ASSIGNMENT
The lines needed are those from the start of the records through the line holding "Levels of theory: DFT, PBE, all-electron", each copied exactly.

★ ★ ★ ★ ★ ★ ★

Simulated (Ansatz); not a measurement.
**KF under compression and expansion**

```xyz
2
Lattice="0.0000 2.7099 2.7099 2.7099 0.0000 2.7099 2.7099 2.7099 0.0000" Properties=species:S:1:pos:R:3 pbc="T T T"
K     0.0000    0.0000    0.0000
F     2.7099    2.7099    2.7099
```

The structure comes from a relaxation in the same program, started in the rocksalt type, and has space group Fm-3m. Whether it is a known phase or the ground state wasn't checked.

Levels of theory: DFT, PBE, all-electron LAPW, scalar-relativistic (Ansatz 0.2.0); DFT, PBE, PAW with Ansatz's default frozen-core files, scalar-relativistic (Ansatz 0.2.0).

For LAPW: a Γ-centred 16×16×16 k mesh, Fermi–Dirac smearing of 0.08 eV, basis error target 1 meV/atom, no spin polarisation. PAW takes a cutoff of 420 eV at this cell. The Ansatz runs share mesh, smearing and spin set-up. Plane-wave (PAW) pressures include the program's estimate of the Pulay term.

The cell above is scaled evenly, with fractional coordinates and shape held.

★ ★ ★ ★ ★ ★ ★

ANSWER AREA
Simulated (Ansatz); not a measurement.
**KF under compression and expansion**

```xyz
2
Lattice="0.0000 2.7099 2.7099 2.7099 0.0000 2.7099 2.7099 2.7099 0.0000" Properties=species:S:1:pos:R:3 pbc="T T T"
K     0.0000    0.0000    0.0000
F     2.7099    2.7099    2.7099
```

The structure comes from a relaxation in the same program, started in the rocksalt type, and has space group Fm-3m. Whether it is a known phase or the ground state wasn't checked.

Levels of theory: DFT, PBE, all-electron LAPW, scalar-relativistic (Ansatz 0.2.0); DFT, PBE, PAW with Ansatz's default frozen-core files, scalar-relativistic (Ansatz 0.2.0).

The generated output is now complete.